[Brief] Among the records below, find the line that has "L = LUMO) |"; from there, give the lines again exactly, and stop after the line that has "H-2→L+2 (85%) |".

··· Provided material

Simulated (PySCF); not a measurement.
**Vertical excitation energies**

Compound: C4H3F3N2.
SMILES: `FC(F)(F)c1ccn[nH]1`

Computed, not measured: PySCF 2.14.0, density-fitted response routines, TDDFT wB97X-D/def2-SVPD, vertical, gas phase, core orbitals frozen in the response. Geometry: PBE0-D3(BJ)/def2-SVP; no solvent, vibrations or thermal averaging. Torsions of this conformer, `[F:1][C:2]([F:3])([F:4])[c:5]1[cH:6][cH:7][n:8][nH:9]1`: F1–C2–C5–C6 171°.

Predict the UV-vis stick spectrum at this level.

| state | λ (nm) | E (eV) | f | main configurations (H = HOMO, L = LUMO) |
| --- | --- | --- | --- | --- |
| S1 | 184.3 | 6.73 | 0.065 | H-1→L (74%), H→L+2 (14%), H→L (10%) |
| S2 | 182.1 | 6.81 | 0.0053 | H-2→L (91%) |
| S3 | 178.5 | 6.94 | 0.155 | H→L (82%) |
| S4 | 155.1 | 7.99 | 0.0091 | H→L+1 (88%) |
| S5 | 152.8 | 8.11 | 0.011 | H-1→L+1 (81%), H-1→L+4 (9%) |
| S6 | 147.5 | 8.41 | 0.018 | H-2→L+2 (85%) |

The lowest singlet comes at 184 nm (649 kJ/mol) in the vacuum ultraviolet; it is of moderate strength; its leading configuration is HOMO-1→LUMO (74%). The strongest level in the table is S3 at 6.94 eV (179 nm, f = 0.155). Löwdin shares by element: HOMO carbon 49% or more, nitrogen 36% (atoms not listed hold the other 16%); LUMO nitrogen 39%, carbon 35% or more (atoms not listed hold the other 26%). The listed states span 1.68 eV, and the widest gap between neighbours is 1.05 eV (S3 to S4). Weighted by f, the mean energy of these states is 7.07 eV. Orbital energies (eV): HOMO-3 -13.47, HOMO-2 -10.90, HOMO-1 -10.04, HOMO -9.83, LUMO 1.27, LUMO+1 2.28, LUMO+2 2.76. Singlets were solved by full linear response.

······

[Task answer]
| state | λ (nm) | E (eV) | f | main configurations (H = HOMO, L = LUMO) |
| --- | --- | --- | --- | --- |
| S1 | 184.3 | 6.73 | 0.065 | H-1→L (74%), H→L+2 (14%), H→L (10%) |
| S2 | 182.1 | 6.81 | 0.0053 | H-2→L (91%) |
| S3 | 178.5 | 6.94 | 0.155 | H→L (82%) |
| S4 | 155.1 | 7.99 | 0.0091 | H→L+1 (88%) |
| S5 | 152.8 | 8.11 | 0.011 | H-1→L+1 (81%), H-1→L+4 (9%) |
| S6 | 147.5 | 8.41 | 0.018 | H-2→L+2 (85%) |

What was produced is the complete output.